Your answer must be the full set of records, repeated exactly.

#### Information shown:
------------------------------------------------

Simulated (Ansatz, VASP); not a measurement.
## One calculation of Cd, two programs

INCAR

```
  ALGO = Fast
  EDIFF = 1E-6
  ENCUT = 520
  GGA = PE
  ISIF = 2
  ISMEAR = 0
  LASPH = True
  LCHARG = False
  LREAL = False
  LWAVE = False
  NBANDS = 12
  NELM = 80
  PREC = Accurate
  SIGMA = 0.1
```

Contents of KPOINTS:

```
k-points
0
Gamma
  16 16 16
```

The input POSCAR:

------------------------------------------------

#### Exercise output:
Simulated (Ansatz, VASP); not a measurement.
## One calculation of Cd, two programs

INCAR

```
  ALGO = Fast
  EDIFF = 1E-6
  ENCUT = 520
  GGA = PE
  ISIF = 2
  ISMEAR = 0
  LASPH = True
  LCHARG = False
  LREAL = False
  LWAVE = False
  NBANDS = 12
  NELM = 80
  PREC = Accurate
  SIGMA = 0.1
```

Contents of KPOINTS:

```
k-points
0
Gamma
  16 16 16
```

The input POSCAR:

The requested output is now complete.